§ §

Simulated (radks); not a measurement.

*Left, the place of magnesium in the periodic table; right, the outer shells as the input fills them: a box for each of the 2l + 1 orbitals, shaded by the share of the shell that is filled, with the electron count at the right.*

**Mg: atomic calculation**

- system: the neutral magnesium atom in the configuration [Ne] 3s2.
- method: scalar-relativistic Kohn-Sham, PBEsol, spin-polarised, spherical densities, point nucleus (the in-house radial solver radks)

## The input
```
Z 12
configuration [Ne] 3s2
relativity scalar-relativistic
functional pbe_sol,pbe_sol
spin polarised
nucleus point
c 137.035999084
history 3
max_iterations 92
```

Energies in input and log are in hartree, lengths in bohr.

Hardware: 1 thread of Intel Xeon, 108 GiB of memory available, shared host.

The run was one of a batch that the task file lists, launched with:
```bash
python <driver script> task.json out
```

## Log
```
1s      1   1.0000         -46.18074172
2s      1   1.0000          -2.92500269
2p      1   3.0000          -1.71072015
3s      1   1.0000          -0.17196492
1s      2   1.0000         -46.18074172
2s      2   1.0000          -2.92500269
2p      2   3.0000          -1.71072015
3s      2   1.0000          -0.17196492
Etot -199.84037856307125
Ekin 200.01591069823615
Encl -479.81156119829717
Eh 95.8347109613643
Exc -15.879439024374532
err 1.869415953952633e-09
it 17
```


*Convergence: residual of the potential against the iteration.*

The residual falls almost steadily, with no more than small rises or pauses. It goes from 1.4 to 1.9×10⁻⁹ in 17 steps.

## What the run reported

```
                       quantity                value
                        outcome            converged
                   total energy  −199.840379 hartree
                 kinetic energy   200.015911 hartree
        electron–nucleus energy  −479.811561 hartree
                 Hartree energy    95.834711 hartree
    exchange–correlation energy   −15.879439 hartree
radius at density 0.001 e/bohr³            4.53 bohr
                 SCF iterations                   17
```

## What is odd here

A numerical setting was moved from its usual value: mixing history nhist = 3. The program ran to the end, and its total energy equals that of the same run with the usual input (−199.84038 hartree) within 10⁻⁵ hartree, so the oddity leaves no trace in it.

§ §

◆ WORK TASK
Print the lines above from the one with "at the right.*" through the one with "## What is odd here", both included, exactly as written and nothing more.

◆ TASK RESPONSE
*Left, the place of magnesium in the periodic table; right, the outer shells as the input fills them: a box for each of the 2l + 1 orbitals, shaded by the share of the shell that is filled, with the electron count at the right.*

**Mg: atomic calculation**

- system: the neutral magnesium atom in the configuration [Ne] 3s2.
- method: scalar-relativistic Kohn-Sham, PBEsol, spin-polarised, spherical densities, point nucleus (the in-house radial solver radks)

## The input
```
Z 12
configuration [Ne] 3s2
relativity scalar-relativistic
functional pbe_sol,pbe_sol
spin polarised
nucleus point
c 137.035999084
history 3
max_iterations 92
```

Energies in input and log are in hartree, lengths in bohr.

Hardware: 1 thread of Intel Xeon, 108 GiB of memory available, shared host.

The run was one of a batch that the task file lists, launched with:
```bash
python <driver script> task.json out
```

## Log
```
1s      1   1.0000         -46.18074172
2s      1   1.0000          -2.92500269
2p      1   3.0000          -1.71072015
3s      1   1.0000          -0.17196492
1s      2   1.0000         -46.18074172
2s      2   1.0000          -2.92500269
2p      2   3.0000          -1.71072015
3s      2   1.0000          -0.17196492
Etot -199.84037856307125
Ekin 200.01591069823615
Encl -479.81156119829717
Eh 95.8347109613643
Exc -15.879439024374532
err 1.869415953952633e-09
it 17
```


*Convergence: residual of the potential against the iteration.*

The residual falls almost steadily, with no more than small rises or pauses. It goes from 1.4 to 1.9×10⁻⁹ in 17 steps.

## What the run reported

```
                       quantity                value
                        outcome            converged
                   total energy  −199.840379 hartree
                 kinetic energy   200.015911 hartree
        electron–nucleus energy  −479.811561 hartree
                 Hartree energy    95.834711 hartree
    exchange–correlation energy   −15.879439 hartree
radius at density 0.001 e/bohr³            4.53 bohr
                 SCF iterations                   17
```

## What is odd here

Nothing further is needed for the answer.